WORK INSTRUCTION »
Reproduce the entries below character for character.

====== EXERCISE DATA
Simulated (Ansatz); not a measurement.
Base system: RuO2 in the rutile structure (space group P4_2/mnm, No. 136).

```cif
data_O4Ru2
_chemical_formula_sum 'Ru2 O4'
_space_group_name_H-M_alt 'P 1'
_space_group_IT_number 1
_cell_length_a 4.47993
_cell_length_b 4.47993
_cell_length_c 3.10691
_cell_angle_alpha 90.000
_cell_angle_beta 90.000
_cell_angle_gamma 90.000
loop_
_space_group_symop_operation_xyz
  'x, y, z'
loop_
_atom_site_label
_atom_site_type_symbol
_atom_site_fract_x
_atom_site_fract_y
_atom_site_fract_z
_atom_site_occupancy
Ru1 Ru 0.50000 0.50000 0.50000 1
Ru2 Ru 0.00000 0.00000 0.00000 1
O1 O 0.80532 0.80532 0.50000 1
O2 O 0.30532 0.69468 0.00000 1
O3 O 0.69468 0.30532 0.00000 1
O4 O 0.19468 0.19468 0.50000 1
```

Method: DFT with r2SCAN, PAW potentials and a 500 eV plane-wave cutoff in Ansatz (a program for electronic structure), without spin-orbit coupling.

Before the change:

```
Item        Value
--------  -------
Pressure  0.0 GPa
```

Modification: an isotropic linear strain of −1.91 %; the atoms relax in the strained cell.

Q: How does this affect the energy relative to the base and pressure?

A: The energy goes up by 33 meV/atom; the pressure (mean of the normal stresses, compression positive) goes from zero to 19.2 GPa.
============

WRITTEN ANSWER »
Simulated (Ansatz); not a measurement.
Base system: RuO2 in the rutile structure (space group P4_2/mnm, No. 136).

```cif
data_O4Ru2
_chemical_formula_sum 'Ru2 O4'
_space_group_name_H-M_alt 'P 1'
_space_group_IT_number 1
_cell_length_a 4.47993
_cell_length_b 4.47993
_cell_length_c 3.10691
_cell_angle_alpha 90.000
_cell_angle_beta 90.000
_cell_angle_gamma 90.000
loop_
_space_group_symop_operation_xyz
  'x, y, z'
loop_
_atom_site_label
_atom_site_type_symbol
_atom_site_fract_x
_atom_site_fract_y
_atom_site_fract_z
_atom_site_occupancy
Ru1 Ru 0.50000 0.50000 0.50000 1
Ru2 Ru 0.00000 0.00000 0.00000 1
O1 O 0.80532 0.80532 0.50000 1
O2 O 0.30532 0.69468 0.00000 1
O3 O 0.69468 0.30532 0.00000 1
O4 O 0.19468 0.19468 0.50000 1
```

Method: DFT with r2SCAN, PAW potentials and a 500 eV plane-wave cutoff in Ansatz (a program for electronic structure), without spin-orbit coupling.

Before the change:

```
Item        Value
--------  -------
Pressure  0.0 GPa
```

Modification: an isotropic linear strain of −1.91 %; the atoms relax in the strained cell.

Q: How does this affect the energy relative to the base and pressure?

A: The energy goes up by 33 meV/atom; the pressure (mean of the normal stresses, compression positive) goes from zero to 19.2 GPa.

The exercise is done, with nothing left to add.